▶ **Material shown**:
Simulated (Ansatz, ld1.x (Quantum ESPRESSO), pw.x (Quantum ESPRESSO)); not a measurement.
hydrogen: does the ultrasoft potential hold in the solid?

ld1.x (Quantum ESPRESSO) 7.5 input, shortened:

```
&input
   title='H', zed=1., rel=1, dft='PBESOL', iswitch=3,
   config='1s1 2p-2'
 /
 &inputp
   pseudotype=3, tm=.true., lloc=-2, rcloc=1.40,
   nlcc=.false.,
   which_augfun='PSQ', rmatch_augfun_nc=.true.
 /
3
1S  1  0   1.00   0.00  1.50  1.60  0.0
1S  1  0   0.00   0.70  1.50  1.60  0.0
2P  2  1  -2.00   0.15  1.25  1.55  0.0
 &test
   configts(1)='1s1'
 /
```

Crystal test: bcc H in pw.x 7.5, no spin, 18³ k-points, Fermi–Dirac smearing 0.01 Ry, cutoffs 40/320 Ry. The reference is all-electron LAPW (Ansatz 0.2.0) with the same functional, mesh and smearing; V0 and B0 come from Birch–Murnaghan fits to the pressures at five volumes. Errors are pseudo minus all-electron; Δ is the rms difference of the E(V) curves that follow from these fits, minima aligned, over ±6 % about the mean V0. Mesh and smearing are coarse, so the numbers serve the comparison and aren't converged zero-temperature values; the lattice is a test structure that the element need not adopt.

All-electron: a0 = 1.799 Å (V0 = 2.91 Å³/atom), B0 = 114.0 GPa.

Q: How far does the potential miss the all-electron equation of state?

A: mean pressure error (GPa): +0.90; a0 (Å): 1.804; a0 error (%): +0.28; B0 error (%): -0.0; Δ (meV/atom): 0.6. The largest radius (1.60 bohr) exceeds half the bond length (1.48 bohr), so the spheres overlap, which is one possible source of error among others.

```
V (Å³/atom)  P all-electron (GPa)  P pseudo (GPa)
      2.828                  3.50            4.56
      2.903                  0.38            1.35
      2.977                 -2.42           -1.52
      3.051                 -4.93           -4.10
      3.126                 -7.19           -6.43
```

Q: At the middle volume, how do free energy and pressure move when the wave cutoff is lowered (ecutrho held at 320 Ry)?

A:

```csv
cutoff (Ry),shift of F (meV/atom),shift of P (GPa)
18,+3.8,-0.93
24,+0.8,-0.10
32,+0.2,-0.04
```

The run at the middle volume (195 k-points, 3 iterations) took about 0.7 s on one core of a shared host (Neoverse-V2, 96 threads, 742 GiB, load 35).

▶ **Assignment**:
The required output is the entries from their opening line through the line holding "Q: How far does", repeated exactly, with both end lines kept.

▶ **Task solution**:
Simulated (Ansatz, ld1.x (Quantum ESPRESSO), pw.x (Quantum ESPRESSO)); not a measurement.
hydrogen: does the ultrasoft potential hold in the solid?

ld1.x (Quantum ESPRESSO) 7.5 input, shortened:

```
&input
   title='H', zed=1., rel=1, dft='PBESOL', iswitch=3,
   config='1s1 2p-2'
 /
 &inputp
   pseudotype=3, tm=.true., lloc=-2, rcloc=1.40,
   nlcc=.false.,
   which_augfun='PSQ', rmatch_augfun_nc=.true.
 /
3
1S  1  0   1.00   0.00  1.50  1.60  0.0
1S  1  0   0.00   0.70  1.50  1.60  0.0
2P  2  1  -2.00   0.15  1.25  1.55  0.0
 &test
   configts(1)='1s1'
 /
```

Crystal test: bcc H in pw.x 7.5, no spin, 18³ k-points, Fermi–Dirac smearing 0.01 Ry, cutoffs 40/320 Ry. The reference is all-electron LAPW (Ansatz 0.2.0) with the same functional, mesh and smearing; V0 and B0 come from Birch–Murnaghan fits to the pressures at five volumes. Errors are pseudo minus all-electron; Δ is the rms difference of the E(V) curves that follow from these fits, minima aligned, over ±6 % about the mean V0. Mesh and smearing are coarse, so the numbers serve the comparison and aren't converged zero-temperature values; the lattice is a test structure that the element need not adopt.

All-electron: a0 = 1.799 Å (V0 = 2.91 Å³/atom), B0 = 114.0 GPa.

Q: How far does the potential miss the all-electron equation of state?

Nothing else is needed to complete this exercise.